== Provided information ==

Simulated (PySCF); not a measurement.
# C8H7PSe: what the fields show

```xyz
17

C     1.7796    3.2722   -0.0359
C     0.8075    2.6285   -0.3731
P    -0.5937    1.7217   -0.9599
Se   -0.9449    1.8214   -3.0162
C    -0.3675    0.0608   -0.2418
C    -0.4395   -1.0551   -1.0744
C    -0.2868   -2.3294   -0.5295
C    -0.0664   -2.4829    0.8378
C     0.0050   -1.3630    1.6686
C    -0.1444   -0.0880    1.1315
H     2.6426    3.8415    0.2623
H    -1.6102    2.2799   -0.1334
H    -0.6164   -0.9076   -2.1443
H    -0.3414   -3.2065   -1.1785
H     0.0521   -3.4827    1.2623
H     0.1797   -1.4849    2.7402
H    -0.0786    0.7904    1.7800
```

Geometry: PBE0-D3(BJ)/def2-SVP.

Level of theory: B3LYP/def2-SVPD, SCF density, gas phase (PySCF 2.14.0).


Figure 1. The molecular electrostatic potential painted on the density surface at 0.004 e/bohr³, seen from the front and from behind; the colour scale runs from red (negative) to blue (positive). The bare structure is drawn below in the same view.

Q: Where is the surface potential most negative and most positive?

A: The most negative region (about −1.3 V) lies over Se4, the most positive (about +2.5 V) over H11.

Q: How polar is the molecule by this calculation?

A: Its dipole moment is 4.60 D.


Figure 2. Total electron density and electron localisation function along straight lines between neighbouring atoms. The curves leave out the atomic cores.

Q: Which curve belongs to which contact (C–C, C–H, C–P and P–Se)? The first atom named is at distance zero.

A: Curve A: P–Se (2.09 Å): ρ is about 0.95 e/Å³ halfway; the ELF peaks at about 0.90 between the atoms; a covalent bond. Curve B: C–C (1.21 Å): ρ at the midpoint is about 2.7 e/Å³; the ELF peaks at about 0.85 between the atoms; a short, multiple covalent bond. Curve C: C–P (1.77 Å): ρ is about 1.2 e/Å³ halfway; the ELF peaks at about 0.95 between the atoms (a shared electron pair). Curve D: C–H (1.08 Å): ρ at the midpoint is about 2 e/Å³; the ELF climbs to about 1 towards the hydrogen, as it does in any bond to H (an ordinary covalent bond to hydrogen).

===

* Activity: Restate, word for word, the listing above from its first line through the line that contains "A: Its dipole moment is 4.60 D.", keeping both of those lines.

* Written reply:
Simulated (PySCF); not a measurement.
# C8H7PSe: what the fields show

```xyz
17

C     1.7796    3.2722   -0.0359
C     0.8075    2.6285   -0.3731
P    -0.5937    1.7217   -0.9599
Se   -0.9449    1.8214   -3.0162
C    -0.3675    0.0608   -0.2418
C    -0.4395   -1.0551   -1.0744
C    -0.2868   -2.3294   -0.5295
C    -0.0664   -2.4829    0.8378
C     0.0050   -1.3630    1.6686
C    -0.1444   -0.0880    1.1315
H     2.6426    3.8415    0.2623
H    -1.6102    2.2799   -0.1334
H    -0.6164   -0.9076   -2.1443
H    -0.3414   -3.2065   -1.1785
H     0.0521   -3.4827    1.2623
H     0.1797   -1.4849    2.7402
H    -0.0786    0.7904    1.7800
```

Geometry: PBE0-D3(BJ)/def2-SVP.

Level of theory: B3LYP/def2-SVPD, SCF density, gas phase (PySCF 2.14.0).


Figure 1. The molecular electrostatic potential painted on the density surface at 0.004 e/bohr³, seen from the front and from behind; the colour scale runs from red (negative) to blue (positive). The bare structure is drawn below in the same view.

Q: Where is the surface potential most negative and most positive?

A: The most negative region (about −1.3 V) lies over Se4, the most positive (about +2.5 V) over H11.

Q: How polar is the molecule by this calculation?

A: Its dipole moment is 4.60 D.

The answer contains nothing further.